**TASK ITEM:** In exact form, set down only those lines of the material that run from its first line to the line with "Hardware: 1 thread", inclusive.

**DATA SHOWN:**
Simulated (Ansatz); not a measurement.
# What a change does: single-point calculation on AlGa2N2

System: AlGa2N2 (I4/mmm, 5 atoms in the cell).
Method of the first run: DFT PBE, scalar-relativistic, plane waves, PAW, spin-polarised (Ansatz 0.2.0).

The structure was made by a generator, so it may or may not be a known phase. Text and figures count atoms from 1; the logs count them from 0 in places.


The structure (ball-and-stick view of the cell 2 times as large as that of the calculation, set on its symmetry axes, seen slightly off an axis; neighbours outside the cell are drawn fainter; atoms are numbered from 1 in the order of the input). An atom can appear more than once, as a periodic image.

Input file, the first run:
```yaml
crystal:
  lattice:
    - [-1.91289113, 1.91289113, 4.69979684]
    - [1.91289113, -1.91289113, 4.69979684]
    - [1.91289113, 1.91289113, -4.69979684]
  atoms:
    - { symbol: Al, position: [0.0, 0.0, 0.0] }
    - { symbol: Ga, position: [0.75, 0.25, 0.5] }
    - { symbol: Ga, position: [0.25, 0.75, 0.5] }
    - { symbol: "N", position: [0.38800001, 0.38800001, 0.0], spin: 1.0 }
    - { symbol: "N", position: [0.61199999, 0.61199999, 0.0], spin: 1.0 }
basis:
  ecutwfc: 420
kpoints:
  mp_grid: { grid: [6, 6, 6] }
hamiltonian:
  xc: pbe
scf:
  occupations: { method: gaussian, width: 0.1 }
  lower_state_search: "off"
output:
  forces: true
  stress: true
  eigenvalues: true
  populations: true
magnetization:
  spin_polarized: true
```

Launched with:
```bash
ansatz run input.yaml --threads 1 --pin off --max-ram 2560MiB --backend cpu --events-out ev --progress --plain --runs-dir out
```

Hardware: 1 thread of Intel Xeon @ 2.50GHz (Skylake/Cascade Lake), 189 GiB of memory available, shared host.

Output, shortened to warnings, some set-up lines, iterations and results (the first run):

**RESPONSE:**
Simulated (Ansatz); not a measurement.
# What a change does: single-point calculation on AlGa2N2

System: AlGa2N2 (I4/mmm, 5 atoms in the cell).
Method of the first run: DFT PBE, scalar-relativistic, plane waves, PAW, spin-polarised (Ansatz 0.2.0).

The structure was made by a generator, so it may or may not be a known phase. Text and figures count atoms from 1; the logs count them from 0 in places.


The structure (ball-and-stick view of the cell 2 times as large as that of the calculation, set on its symmetry axes, seen slightly off an axis; neighbours outside the cell are drawn fainter; atoms are numbered from 1 in the order of the input). An atom can appear more than once, as a periodic image.

Input file, the first run:
```yaml
crystal:
  lattice:
    - [-1.91289113, 1.91289113, 4.69979684]
    - [1.91289113, -1.91289113, 4.69979684]
    - [1.91289113, 1.91289113, -4.69979684]
  atoms:
    - { symbol: Al, position: [0.0, 0.0, 0.0] }
    - { symbol: Ga, position: [0.75, 0.25, 0.5] }
    - { symbol: Ga, position: [0.25, 0.75, 0.5] }
    - { symbol: "N", position: [0.38800001, 0.38800001, 0.0], spin: 1.0 }
    - { symbol: "N", position: [0.61199999, 0.61199999, 0.0], spin: 1.0 }
basis:
  ecutwfc: 420
kpoints:
  mp_grid: { grid: [6, 6, 6] }
hamiltonian:
  xc: pbe
scf:
  occupations: { method: gaussian, width: 0.1 }
  lower_state_search: "off"
output:
  forces: true
  stress: true
  eigenvalues: true
  populations: true
magnetization:
  spin_polarized: true
```

Launched with:
```bash
ansatz run input.yaml --threads 1 --pin off --max-ram 2560MiB --backend cpu --events-out ev --progress --plain --runs-dir out
```

Hardware: 1 thread of Intel Xeon @ 2.50GHz (Skylake/Cascade Lake), 189 GiB of memory available, shared host.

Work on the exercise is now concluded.